_ _ _ _ _

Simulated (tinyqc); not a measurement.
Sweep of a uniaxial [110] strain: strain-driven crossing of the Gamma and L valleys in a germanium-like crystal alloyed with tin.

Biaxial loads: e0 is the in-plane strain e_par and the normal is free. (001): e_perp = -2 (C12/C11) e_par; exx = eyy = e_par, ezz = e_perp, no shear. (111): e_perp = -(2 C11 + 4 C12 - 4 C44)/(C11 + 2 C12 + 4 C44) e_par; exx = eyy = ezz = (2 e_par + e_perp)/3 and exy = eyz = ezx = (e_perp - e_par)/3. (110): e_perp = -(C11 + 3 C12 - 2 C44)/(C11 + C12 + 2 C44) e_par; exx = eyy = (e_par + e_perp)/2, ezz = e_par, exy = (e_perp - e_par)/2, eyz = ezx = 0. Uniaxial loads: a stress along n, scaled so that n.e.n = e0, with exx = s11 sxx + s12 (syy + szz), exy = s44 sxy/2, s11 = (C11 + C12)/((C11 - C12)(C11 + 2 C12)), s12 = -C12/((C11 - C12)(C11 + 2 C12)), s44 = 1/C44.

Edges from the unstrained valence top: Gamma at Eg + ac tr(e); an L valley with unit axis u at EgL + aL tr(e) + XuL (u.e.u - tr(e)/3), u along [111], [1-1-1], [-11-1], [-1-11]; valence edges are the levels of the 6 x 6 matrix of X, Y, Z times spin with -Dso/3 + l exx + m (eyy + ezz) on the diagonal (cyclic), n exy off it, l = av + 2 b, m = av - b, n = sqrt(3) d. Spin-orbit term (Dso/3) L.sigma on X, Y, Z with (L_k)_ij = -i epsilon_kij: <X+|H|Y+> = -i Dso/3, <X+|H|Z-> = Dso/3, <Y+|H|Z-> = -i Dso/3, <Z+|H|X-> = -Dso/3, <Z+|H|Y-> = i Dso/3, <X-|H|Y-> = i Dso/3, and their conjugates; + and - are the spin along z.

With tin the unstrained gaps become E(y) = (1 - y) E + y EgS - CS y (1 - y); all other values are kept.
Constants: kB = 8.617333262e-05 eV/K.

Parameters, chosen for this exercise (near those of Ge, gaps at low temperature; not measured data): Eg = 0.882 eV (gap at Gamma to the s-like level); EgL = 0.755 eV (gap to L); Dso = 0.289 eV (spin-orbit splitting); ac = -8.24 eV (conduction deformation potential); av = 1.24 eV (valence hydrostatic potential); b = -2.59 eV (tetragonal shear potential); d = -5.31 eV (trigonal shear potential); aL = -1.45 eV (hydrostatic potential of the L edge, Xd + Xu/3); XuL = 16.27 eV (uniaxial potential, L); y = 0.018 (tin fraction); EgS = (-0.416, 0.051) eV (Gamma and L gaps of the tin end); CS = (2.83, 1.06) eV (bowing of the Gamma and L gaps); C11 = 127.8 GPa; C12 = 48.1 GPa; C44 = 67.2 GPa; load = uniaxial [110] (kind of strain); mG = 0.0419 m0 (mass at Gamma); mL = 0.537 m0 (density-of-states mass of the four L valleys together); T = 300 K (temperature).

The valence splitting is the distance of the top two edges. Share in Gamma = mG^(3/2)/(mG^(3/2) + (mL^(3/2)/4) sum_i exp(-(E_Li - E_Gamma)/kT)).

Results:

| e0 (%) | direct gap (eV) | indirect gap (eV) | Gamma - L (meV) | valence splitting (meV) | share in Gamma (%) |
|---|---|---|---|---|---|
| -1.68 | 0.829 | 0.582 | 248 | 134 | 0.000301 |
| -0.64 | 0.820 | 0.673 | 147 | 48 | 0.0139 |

_ _ _ _ _

● ACTIVITY: Verbatim output is expected for the lines from the start of the data to the line in which "Sweep of a uniaxial" appears, both included.

● SOLUTION:
Simulated (tinyqc); not a measurement.
Sweep of a uniaxial [110] strain: strain-driven crossing of the Gamma and L valleys in a germanium-like crystal alloyed with tin.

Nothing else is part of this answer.